→ Data shown:
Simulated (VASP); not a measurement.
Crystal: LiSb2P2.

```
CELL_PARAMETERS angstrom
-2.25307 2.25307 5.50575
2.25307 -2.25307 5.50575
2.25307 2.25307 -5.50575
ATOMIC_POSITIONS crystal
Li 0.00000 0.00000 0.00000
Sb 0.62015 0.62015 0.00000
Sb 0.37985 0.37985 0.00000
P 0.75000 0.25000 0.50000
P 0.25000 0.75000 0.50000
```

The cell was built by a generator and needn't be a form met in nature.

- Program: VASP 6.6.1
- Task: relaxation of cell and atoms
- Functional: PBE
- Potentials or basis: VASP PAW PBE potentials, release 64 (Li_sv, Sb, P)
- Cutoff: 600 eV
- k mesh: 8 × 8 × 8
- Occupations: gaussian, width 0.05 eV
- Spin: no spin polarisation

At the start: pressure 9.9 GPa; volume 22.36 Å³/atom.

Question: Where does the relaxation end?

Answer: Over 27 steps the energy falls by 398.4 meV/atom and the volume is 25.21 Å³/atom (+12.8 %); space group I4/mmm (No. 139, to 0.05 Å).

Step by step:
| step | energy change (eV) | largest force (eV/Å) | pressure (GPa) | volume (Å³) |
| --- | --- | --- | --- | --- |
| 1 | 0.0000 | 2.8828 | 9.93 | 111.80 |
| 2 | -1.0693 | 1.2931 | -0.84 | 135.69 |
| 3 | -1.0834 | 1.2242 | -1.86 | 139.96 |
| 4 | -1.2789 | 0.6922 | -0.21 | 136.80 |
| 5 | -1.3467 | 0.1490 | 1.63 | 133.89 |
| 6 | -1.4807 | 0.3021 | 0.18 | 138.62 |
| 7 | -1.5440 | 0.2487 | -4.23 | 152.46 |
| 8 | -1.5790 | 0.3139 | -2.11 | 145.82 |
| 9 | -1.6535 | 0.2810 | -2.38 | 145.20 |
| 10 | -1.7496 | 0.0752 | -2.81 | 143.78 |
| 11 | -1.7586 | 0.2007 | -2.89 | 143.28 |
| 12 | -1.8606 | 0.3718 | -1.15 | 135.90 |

→ Assignment: The lines above, from the first through the one containing "-2.89 | 143.28 |", must be restated word for word, with nothing added.

→ Response:
Simulated (VASP); not a measurement.
Crystal: LiSb2P2.

```
CELL_PARAMETERS angstrom
-2.25307 2.25307 5.50575
2.25307 -2.25307 5.50575
2.25307 2.25307 -5.50575
ATOMIC_POSITIONS crystal
Li 0.00000 0.00000 0.00000
Sb 0.62015 0.62015 0.00000
Sb 0.37985 0.37985 0.00000
P 0.75000 0.25000 0.50000
P 0.25000 0.75000 0.50000
```

The cell was built by a generator and needn't be a form met in nature.

- Program: VASP 6.6.1
- Task: relaxation of cell and atoms
- Functional: PBE
- Potentials or basis: VASP PAW PBE potentials, release 64 (Li_sv, Sb, P)
- Cutoff: 600 eV
- k mesh: 8 × 8 × 8
- Occupations: gaussian, width 0.05 eV
- Spin: no spin polarisation

At the start: pressure 9.9 GPa; volume 22.36 Å³/atom.

Question: Where does the relaxation end?

Answer: Over 27 steps the energy falls by 398.4 meV/atom and the volume is 25.21 Å³/atom (+12.8 %); space group I4/mmm (No. 139, to 0.05 Å).

Step by step:
| step | energy change (eV) | largest force (eV/Å) | pressure (GPa) | volume (Å³) |
| --- | --- | --- | --- | --- |
| 1 | 0.0000 | 2.8828 | 9.93 | 111.80 |
| 2 | -1.0693 | 1.2931 | -0.84 | 135.69 |
| 3 | -1.0834 | 1.2242 | -1.86 | 139.96 |
| 4 | -1.2789 | 0.6922 | -0.21 | 136.80 |
| 5 | -1.3467 | 0.1490 | 1.63 | 133.89 |
| 6 | -1.4807 | 0.3021 | 0.18 | 138.62 |
| 7 | -1.5440 | 0.2487 | -4.23 | 152.46 |
| 8 | -1.5790 | 0.3139 | -2.11 | 145.82 |
| 9 | -1.6535 | 0.2810 | -2.38 | 145.20 |
| 10 | -1.7496 | 0.0752 | -2.81 | 143.78 |
| 11 | -1.7586 | 0.2007 | -2.89 | 143.28 |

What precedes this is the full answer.